Data excerpts:
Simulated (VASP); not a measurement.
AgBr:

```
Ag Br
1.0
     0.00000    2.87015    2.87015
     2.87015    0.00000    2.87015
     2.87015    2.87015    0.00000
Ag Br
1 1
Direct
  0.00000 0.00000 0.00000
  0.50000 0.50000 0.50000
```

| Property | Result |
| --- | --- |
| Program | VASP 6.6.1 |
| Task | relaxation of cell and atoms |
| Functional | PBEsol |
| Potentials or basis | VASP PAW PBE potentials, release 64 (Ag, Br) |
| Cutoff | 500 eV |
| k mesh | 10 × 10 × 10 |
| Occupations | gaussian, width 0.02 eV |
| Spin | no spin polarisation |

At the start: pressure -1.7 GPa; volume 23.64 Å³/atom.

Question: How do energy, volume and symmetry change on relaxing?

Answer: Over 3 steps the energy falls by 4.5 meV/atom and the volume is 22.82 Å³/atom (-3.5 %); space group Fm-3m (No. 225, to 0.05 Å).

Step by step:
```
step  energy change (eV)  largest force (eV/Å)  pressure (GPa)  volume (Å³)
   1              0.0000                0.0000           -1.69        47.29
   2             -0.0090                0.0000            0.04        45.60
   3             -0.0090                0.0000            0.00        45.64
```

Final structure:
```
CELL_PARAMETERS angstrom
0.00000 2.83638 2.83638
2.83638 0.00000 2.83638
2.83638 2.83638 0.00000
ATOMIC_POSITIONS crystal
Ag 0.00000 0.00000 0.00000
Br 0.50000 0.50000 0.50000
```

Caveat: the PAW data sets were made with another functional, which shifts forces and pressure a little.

Assigned task:
Beginning at the top of the entries above, output each line exactly, and end with the line in which "Property | Result |" appears.

Reply:
Simulated (VASP); not a measurement.
AgBr:

```
Ag Br
1.0
     0.00000    2.87015    2.87015
     2.87015    0.00000    2.87015
     2.87015    2.87015    0.00000
Ag Br
1 1
Direct
  0.00000 0.00000 0.00000
  0.50000 0.50000 0.50000
```

| Property | Result |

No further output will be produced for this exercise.